WORK ITEM -
Copy verbatim the material from its first line to the line that holds "The calculation used", including that line.

• • • • • • •
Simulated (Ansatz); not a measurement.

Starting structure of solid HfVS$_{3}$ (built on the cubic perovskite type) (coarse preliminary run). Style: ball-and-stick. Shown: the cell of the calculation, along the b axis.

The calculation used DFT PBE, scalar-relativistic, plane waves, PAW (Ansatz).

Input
• • • • • • •

RESULT -
Simulated (Ansatz); not a measurement.

Starting structure of solid HfVS$_{3}$ (built on the cubic perovskite type) (coarse preliminary run). Style: ball-and-stick. Shown: the cell of the calculation, along the b axis.

The calculation used DFT PBE, scalar-relativistic, plane waves, PAW (Ansatz).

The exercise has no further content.